╔══
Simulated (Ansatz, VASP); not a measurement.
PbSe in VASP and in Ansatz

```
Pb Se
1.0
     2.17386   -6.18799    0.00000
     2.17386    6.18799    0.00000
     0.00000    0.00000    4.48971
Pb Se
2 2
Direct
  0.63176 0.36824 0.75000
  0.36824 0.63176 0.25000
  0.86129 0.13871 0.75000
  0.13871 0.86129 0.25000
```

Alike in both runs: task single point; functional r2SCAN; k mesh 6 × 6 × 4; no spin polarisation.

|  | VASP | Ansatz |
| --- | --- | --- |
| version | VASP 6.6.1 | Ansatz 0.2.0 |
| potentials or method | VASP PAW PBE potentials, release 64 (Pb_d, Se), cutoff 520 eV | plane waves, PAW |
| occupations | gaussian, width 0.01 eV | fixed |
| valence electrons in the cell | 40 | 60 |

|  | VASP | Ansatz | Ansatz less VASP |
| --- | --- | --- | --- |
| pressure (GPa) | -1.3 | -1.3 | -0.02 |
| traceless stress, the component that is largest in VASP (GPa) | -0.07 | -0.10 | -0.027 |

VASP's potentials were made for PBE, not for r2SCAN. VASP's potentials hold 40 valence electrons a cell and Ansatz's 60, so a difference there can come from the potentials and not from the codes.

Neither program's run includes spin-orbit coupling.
╚══

**Action item**
Quote the records above from their first line through the line containing "VASP's potentials were", both ends included.

**Response area**
Simulated (Ansatz, VASP); not a measurement.
PbSe in VASP and in Ansatz

```
Pb Se
1.0
     2.17386   -6.18799    0.00000
     2.17386    6.18799    0.00000
     0.00000    0.00000    4.48971
Pb Se
2 2
Direct
  0.63176 0.36824 0.75000
  0.36824 0.63176 0.25000
  0.86129 0.13871 0.75000
  0.13871 0.86129 0.25000
```

Alike in both runs: task single point; functional r2SCAN; k mesh 6 × 6 × 4; no spin polarisation.

|  | VASP | Ansatz |
| --- | --- | --- |
| version | VASP 6.6.1 | Ansatz 0.2.0 |
| potentials or method | VASP PAW PBE potentials, release 64 (Pb_d, Se), cutoff 520 eV | plane waves, PAW |
| occupations | gaussian, width 0.01 eV | fixed |
| valence electrons in the cell | 40 | 60 |

|  | VASP | Ansatz | Ansatz less VASP |
| --- | --- | --- | --- |
| pressure (GPa) | -1.3 | -1.3 | -0.02 |
| traceless stress, the component that is largest in VASP (GPa) | -0.07 | -0.10 | -0.027 |

VASP's potentials were made for PBE, not for r2SCAN. VASP's potentials hold 40 valence electrons a cell and Ansatz's 60, so a difference there can come from the potentials and not from the codes.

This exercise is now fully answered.